◆ **Activity**
Repeat the records below exactly, line for line.

════════════════
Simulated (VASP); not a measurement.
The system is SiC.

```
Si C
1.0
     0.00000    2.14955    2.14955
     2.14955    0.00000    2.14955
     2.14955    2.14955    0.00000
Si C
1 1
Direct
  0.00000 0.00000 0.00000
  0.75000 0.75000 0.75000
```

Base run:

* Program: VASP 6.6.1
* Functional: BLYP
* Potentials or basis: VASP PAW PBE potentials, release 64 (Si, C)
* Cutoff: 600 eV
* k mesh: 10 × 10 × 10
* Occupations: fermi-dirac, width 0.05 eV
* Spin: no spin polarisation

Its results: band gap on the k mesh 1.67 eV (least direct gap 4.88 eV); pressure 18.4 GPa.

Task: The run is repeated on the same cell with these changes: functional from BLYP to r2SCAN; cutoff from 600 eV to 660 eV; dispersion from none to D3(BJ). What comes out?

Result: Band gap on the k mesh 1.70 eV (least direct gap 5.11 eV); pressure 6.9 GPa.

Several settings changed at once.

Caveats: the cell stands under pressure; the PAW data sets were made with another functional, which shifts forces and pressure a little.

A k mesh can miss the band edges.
════════════════

◆ **Task response**
Simulated (VASP); not a measurement.
The system is SiC.

```
Si C
1.0
     0.00000    2.14955    2.14955
     2.14955    0.00000    2.14955
     2.14955    2.14955    0.00000
Si C
1 1
Direct
  0.00000 0.00000 0.00000
  0.75000 0.75000 0.75000
```

Base run:

* Program: VASP 6.6.1
* Functional: BLYP
* Potentials or basis: VASP PAW PBE potentials, release 64 (Si, C)
* Cutoff: 600 eV
* k mesh: 10 × 10 × 10
* Occupations: fermi-dirac, width 0.05 eV
* Spin: no spin polarisation

Its results: band gap on the k mesh 1.67 eV (least direct gap 4.88 eV); pressure 18.4 GPa.

Task: The run is repeated on the same cell with these changes: functional from BLYP to r2SCAN; cutoff from 600 eV to 660 eV; dispersion from none to D3(BJ). What comes out?

Result: Band gap on the k mesh 1.70 eV (least direct gap 5.11 eV); pressure 6.9 GPa.

Several settings changed at once.

Caveats: the cell stands under pressure; the PAW data sets were made with another functional, which shifts forces and pressure a little.

A k mesh can miss the band edges.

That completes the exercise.